BRIEF:
Reproduce, please, only the lines from the first line below to the line containing "Item | Value |", inclusive.

+++

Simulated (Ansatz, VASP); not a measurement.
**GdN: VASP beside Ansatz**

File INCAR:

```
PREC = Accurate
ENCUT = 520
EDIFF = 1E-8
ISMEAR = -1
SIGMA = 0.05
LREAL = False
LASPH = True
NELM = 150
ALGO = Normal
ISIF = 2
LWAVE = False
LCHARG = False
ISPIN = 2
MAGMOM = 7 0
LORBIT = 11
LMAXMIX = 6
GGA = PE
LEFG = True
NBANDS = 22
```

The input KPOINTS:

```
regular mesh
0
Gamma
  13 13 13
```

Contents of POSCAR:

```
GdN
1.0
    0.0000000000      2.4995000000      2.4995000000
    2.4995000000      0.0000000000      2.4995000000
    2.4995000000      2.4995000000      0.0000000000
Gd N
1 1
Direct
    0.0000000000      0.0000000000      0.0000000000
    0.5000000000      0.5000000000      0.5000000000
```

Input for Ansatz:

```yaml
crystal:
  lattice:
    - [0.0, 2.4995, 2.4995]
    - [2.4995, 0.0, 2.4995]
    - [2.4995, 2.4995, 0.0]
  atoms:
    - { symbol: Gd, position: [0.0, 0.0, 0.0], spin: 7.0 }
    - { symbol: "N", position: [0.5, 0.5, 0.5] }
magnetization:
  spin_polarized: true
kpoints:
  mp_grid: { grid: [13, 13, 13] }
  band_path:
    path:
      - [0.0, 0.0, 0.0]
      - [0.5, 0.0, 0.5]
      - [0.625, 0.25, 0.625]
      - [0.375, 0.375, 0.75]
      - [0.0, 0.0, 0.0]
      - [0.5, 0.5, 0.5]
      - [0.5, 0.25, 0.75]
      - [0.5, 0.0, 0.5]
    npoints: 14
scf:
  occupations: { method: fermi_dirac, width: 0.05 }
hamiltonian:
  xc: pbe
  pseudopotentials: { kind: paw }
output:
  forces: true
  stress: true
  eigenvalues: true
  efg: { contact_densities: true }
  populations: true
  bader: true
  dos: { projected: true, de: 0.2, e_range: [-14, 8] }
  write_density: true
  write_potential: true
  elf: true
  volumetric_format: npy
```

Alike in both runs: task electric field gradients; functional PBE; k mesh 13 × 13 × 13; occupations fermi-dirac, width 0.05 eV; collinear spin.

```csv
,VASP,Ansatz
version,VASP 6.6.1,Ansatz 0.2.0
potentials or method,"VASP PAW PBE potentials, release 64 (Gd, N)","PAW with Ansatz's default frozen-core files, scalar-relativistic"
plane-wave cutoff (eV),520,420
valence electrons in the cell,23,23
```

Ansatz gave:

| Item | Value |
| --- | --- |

+++

EXERCISE SOLUTION:
Simulated (Ansatz, VASP); not a measurement.
**GdN: VASP beside Ansatz**

File INCAR:

```
PREC = Accurate
ENCUT = 520
EDIFF = 1E-8
ISMEAR = -1
SIGMA = 0.05
LREAL = False
LASPH = True
NELM = 150
ALGO = Normal
ISIF = 2
LWAVE = False
LCHARG = False
ISPIN = 2
MAGMOM = 7 0
LORBIT = 11
LMAXMIX = 6
GGA = PE
LEFG = True
NBANDS = 22
```

The input KPOINTS:

```
regular mesh
0
Gamma
  13 13 13
```

Contents of POSCAR:

```
GdN
1.0
    0.0000000000      2.4995000000      2.4995000000
    2.4995000000      0.0000000000      2.4995000000
    2.4995000000      2.4995000000      0.0000000000
Gd N
1 1
Direct
    0.0000000000      0.0000000000      0.0000000000
    0.5000000000      0.5000000000      0.5000000000
```

Input for Ansatz:

```yaml
crystal:
  lattice:
    - [0.0, 2.4995, 2.4995]
    - [2.4995, 0.0, 2.4995]
    - [2.4995, 2.4995, 0.0]
  atoms:
    - { symbol: Gd, position: [0.0, 0.0, 0.0], spin: 7.0 }
    - { symbol: "N", position: [0.5, 0.5, 0.5] }
magnetization:
  spin_polarized: true
kpoints:
  mp_grid: { grid: [13, 13, 13] }
  band_path:
    path:
      - [0.0, 0.0, 0.0]
      - [0.5, 0.0, 0.5]
      - [0.625, 0.25, 0.625]
      - [0.375, 0.375, 0.75]
      - [0.0, 0.0, 0.0]
      - [0.5, 0.5, 0.5]
      - [0.5, 0.25, 0.75]
      - [0.5, 0.0, 0.5]
    npoints: 14
scf:
  occupations: { method: fermi_dirac, width: 0.05 }
hamiltonian:
  xc: pbe
  pseudopotentials: { kind: paw }
output:
  forces: true
  stress: true
  eigenvalues: true
  efg: { contact_densities: true }
  populations: true
  bader: true
  dos: { projected: true, de: 0.2, e_range: [-14, 8] }
  write_density: true
  write_potential: true
  elf: true
  volumetric_format: npy
```

Alike in both runs: task electric field gradients; functional PBE; k mesh 13 × 13 × 13; occupations fermi-dirac, width 0.05 eV; collinear spin.

```csv
,VASP,Ansatz
version,VASP 6.6.1,Ansatz 0.2.0
potentials or method,"VASP PAW PBE potentials, release 64 (Gd, N)","PAW with Ansatz's default frozen-core files, scalar-relativistic"
plane-wave cutoff (eV),520,420
valence electrons in the cell,23,23
```

Ansatz gave:

| Item | Value |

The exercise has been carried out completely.